• **Work item**:
Reprint the whole of the data exactly.

======== Extracted material
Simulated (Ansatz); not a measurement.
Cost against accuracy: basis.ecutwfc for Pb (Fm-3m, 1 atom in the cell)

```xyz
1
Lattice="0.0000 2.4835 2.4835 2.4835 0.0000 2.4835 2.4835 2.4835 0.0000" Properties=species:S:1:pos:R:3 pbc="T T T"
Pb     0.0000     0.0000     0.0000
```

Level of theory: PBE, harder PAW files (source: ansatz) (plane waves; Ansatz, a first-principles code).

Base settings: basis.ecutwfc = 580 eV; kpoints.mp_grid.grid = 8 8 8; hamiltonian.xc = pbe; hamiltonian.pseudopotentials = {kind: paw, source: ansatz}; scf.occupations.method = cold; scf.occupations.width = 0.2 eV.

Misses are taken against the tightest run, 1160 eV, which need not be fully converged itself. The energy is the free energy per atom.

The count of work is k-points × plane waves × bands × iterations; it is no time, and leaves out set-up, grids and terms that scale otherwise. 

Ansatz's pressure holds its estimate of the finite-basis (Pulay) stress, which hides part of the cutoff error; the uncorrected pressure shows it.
================

• **Worked solution**:
Simulated (Ansatz); not a measurement.
Cost against accuracy: basis.ecutwfc for Pb (Fm-3m, 1 atom in the cell)

```xyz
1
Lattice="0.0000 2.4835 2.4835 2.4835 0.0000 2.4835 2.4835 2.4835 0.0000" Properties=species:S:1:pos:R:3 pbc="T T T"
Pb     0.0000     0.0000     0.0000
```

Level of theory: PBE, harder PAW files (source: ansatz) (plane waves; Ansatz, a first-principles code).

Base settings: basis.ecutwfc = 580 eV; kpoints.mp_grid.grid = 8 8 8; hamiltonian.xc = pbe; hamiltonian.pseudopotentials = {kind: paw, source: ansatz}; scf.occupations.method = cold; scf.occupations.width = 0.2 eV.

Misses are taken against the tightest run, 1160 eV, which need not be fully converged itself. The energy is the free energy per atom.

The count of work is k-points × plane waves × bands × iterations; it is no time, and leaves out set-up, grids and terms that scale otherwise. 

Ansatz's pressure holds its estimate of the finite-basis (Pulay) stress, which hides part of the cutoff error; the uncorrected pressure shows it.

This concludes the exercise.